> DATA EXTRACT:
□ □ □ □
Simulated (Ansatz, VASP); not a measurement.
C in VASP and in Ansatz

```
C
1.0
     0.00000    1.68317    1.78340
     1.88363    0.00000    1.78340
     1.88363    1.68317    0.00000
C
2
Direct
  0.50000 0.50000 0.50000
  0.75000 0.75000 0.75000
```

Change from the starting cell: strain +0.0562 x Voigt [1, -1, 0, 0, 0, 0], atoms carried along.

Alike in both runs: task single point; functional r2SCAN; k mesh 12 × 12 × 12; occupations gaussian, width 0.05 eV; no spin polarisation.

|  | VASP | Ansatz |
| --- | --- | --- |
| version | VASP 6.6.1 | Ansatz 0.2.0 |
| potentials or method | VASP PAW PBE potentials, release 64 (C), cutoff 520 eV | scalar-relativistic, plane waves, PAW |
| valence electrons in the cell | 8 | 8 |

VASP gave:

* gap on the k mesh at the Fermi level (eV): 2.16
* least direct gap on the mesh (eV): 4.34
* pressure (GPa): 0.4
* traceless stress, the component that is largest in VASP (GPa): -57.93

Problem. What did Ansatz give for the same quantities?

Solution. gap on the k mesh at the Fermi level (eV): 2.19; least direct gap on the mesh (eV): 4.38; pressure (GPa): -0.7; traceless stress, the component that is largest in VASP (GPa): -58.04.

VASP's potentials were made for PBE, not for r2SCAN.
□ □ □ □

> ASSIGNMENT:
Copy the lines above exactly, from the very first through the one containing "Solution. gap on", and include no other line.

> ANSWER AREA:
Simulated (Ansatz, VASP); not a measurement.
C in VASP and in Ansatz

```
C
1.0
     0.00000    1.68317    1.78340
     1.88363    0.00000    1.78340
     1.88363    1.68317    0.00000
C
2
Direct
  0.50000 0.50000 0.50000
  0.75000 0.75000 0.75000
```

Change from the starting cell: strain +0.0562 x Voigt [1, -1, 0, 0, 0, 0], atoms carried along.

Alike in both runs: task single point; functional r2SCAN; k mesh 12 × 12 × 12; occupations gaussian, width 0.05 eV; no spin polarisation.

|  | VASP | Ansatz |
| --- | --- | --- |
| version | VASP 6.6.1 | Ansatz 0.2.0 |
| potentials or method | VASP PAW PBE potentials, release 64 (C), cutoff 520 eV | scalar-relativistic, plane waves, PAW |
| valence electrons in the cell | 8 | 8 |

VASP gave:

* gap on the k mesh at the Fermi level (eV): 2.16
* least direct gap on the mesh (eV): 4.34
* pressure (GPa): 0.4
* traceless stress, the component that is largest in VASP (GPa): -57.93

Problem. What did Ansatz give for the same quantities?

Solution. gap on the k mesh at the Fermi level (eV): 2.19; least direct gap on the mesh (eV): 4.38; pressure (GPa): -0.7; traceless stress, the component that is largest in VASP (GPa): -58.04.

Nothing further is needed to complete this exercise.